Extracted material -
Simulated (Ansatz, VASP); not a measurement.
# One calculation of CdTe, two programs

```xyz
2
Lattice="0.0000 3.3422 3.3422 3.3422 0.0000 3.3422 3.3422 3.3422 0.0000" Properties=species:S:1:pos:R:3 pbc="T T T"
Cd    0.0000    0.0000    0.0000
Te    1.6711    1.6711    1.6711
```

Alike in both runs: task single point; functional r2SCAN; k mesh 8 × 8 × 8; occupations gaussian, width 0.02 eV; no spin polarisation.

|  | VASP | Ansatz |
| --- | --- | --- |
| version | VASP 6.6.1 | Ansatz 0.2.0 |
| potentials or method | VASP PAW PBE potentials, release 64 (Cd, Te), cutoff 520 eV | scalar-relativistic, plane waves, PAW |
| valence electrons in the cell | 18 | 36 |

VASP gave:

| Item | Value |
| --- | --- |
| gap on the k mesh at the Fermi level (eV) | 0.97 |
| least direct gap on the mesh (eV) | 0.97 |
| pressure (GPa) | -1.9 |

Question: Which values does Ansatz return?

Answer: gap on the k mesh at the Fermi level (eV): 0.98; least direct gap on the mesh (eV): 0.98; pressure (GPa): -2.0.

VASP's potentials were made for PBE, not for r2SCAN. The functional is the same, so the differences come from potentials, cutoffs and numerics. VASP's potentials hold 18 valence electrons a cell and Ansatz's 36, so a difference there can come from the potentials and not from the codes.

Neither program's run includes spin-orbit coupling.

Work order - Copy every line of the data above, beginning with the first and ending with the line that contains "mesh (eV) | 0.97 |", and give nothing more.

Your response -
Simulated (Ansatz, VASP); not a measurement.
# One calculation of CdTe, two programs

```xyz
2
Lattice="0.0000 3.3422 3.3422 3.3422 0.0000 3.3422 3.3422 3.3422 0.0000" Properties=species:S:1:pos:R:3 pbc="T T T"
Cd    0.0000    0.0000    0.0000
Te    1.6711    1.6711    1.6711
```

Alike in both runs: task single point; functional r2SCAN; k mesh 8 × 8 × 8; occupations gaussian, width 0.02 eV; no spin polarisation.

|  | VASP | Ansatz |
| --- | --- | --- |
| version | VASP 6.6.1 | Ansatz 0.2.0 |
| potentials or method | VASP PAW PBE potentials, release 64 (Cd, Te), cutoff 520 eV | scalar-relativistic, plane waves, PAW |
| valence electrons in the cell | 18 | 36 |

VASP gave:

| Item | Value |
| --- | --- |
| gap on the k mesh at the Fermi level (eV) | 0.97 |
| least direct gap on the mesh (eV) | 0.97 |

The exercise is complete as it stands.